-- BRIEF --
Would you print the material exactly, starting at its first line and ending at the line holding "The driver reads"?

══ PROVIDED DATA
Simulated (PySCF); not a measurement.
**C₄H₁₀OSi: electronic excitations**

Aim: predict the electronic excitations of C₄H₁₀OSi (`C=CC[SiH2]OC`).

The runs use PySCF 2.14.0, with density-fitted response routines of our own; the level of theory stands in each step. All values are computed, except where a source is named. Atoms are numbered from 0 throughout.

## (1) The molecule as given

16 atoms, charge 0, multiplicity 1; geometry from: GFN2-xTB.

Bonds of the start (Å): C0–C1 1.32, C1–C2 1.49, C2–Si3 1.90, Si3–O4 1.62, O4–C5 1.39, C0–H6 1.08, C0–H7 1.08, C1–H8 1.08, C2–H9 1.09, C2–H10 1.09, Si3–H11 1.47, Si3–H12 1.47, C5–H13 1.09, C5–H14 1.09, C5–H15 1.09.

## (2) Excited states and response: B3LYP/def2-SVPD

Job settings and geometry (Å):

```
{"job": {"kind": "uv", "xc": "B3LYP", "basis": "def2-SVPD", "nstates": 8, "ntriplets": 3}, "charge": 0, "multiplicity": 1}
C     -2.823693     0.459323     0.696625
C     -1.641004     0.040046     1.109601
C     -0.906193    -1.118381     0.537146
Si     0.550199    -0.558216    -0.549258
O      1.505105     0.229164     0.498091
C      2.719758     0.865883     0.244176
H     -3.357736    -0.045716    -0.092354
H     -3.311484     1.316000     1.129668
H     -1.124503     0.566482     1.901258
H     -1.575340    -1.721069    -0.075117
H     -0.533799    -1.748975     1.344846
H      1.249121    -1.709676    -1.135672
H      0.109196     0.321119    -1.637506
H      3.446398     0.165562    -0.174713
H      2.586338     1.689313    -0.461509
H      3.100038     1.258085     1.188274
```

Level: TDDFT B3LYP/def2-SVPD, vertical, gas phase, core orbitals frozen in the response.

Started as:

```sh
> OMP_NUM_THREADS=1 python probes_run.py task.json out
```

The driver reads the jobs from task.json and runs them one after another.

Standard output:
════

-- WRITTEN ANSWER --
Simulated (PySCF); not a measurement.
**C₄H₁₀OSi: electronic excitations**

Aim: predict the electronic excitations of C₄H₁₀OSi (`C=CC[SiH2]OC`).

The runs use PySCF 2.14.0, with density-fitted response routines of our own; the level of theory stands in each step. All values are computed, except where a source is named. Atoms are numbered from 0 throughout.

## (1) The molecule as given

16 atoms, charge 0, multiplicity 1; geometry from: GFN2-xTB.

Bonds of the start (Å): C0–C1 1.32, C1–C2 1.49, C2–Si3 1.90, Si3–O4 1.62, O4–C5 1.39, C0–H6 1.08, C0–H7 1.08, C1–H8 1.08, C2–H9 1.09, C2–H10 1.09, Si3–H11 1.47, Si3–H12 1.47, C5–H13 1.09, C5–H14 1.09, C5–H15 1.09.

## (2) Excited states and response: B3LYP/def2-SVPD

Job settings and geometry (Å):

```
{"job": {"kind": "uv", "xc": "B3LYP", "basis": "def2-SVPD", "nstates": 8, "ntriplets": 3}, "charge": 0, "multiplicity": 1}
C     -2.823693     0.459323     0.696625
C     -1.641004     0.040046     1.109601
C     -0.906193    -1.118381     0.537146
Si     0.550199    -0.558216    -0.549258
O      1.505105     0.229164     0.498091
C      2.719758     0.865883     0.244176
H     -3.357736    -0.045716    -0.092354
H     -3.311484     1.316000     1.129668
H     -1.124503     0.566482     1.901258
H     -1.575340    -1.721069    -0.075117
H     -0.533799    -1.748975     1.344846
H      1.249121    -1.709676    -1.135672
H      0.109196     0.321119    -1.637506
H      3.446398     0.165562    -0.174713
H      2.586338     1.689313    -0.461509
H      3.100038     1.258085     1.188274
```

Level: TDDFT B3LYP/def2-SVPD, vertical, gas phase, core orbitals frozen in the response.

Started as:

```sh
> OMP_NUM_THREADS=1 python probes_run.py task.json out
```

The driver reads the jobs from task.json and runs them one after another.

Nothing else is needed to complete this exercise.